+++ RECORD SET +++

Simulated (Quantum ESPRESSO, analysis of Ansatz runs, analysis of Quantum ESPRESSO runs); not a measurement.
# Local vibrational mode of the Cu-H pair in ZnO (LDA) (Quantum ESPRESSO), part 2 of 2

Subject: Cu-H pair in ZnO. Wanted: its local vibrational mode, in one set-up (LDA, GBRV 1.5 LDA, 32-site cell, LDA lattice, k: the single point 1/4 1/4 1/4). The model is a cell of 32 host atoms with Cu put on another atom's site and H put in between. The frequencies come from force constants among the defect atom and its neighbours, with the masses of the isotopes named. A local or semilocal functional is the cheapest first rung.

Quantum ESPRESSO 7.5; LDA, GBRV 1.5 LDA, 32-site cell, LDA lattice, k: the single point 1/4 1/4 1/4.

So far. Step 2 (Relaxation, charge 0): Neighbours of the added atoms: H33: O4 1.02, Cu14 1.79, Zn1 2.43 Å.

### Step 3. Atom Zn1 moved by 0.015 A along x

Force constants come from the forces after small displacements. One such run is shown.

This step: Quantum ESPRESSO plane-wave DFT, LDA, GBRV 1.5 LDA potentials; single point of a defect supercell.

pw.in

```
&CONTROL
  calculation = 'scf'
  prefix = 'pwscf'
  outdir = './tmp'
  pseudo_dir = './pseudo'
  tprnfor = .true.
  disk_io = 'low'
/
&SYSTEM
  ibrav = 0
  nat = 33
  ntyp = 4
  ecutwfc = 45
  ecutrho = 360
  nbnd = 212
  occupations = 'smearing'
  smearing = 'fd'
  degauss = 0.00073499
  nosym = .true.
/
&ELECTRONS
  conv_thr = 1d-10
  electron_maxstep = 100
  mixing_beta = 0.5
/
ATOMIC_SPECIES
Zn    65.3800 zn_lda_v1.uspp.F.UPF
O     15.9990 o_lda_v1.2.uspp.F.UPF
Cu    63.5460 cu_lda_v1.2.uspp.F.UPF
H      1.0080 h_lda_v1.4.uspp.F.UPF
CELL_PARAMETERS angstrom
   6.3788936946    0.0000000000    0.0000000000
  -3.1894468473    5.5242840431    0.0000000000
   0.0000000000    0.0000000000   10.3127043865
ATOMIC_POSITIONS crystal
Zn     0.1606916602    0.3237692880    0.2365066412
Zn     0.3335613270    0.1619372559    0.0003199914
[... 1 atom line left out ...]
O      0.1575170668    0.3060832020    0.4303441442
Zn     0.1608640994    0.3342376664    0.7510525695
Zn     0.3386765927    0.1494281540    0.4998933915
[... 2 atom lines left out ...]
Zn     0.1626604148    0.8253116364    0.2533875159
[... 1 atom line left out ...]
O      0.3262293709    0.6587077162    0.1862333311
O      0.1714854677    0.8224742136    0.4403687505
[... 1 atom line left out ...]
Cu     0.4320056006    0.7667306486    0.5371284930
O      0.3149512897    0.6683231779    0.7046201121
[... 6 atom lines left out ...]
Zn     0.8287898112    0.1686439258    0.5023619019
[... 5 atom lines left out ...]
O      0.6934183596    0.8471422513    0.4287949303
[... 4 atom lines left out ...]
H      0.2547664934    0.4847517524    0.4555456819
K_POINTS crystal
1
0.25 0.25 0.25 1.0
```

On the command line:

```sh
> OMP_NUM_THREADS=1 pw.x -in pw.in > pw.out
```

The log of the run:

+++

**ASSIGNMENT:** Your response should be the lines above from the first to the one containing "Quantum ESPRESSO 7.5;", inclusive, each given exactly.

**WRITTEN RESPONSE:**
Simulated (Quantum ESPRESSO, analysis of Ansatz runs, analysis of Quantum ESPRESSO runs); not a measurement.
# Local vibrational mode of the Cu-H pair in ZnO (LDA) (Quantum ESPRESSO), part 2 of 2

Subject: Cu-H pair in ZnO. Wanted: its local vibrational mode, in one set-up (LDA, GBRV 1.5 LDA, 32-site cell, LDA lattice, k: the single point 1/4 1/4 1/4). The model is a cell of 32 host atoms with Cu put on another atom's site and H put in between. The frequencies come from force constants among the defect atom and its neighbours, with the masses of the isotopes named. A local or semilocal functional is the cheapest first rung.

Quantum ESPRESSO 7.5; LDA, GBRV 1.5 LDA, 32-site cell, LDA lattice, k: the single point 1/4 1/4 1/4.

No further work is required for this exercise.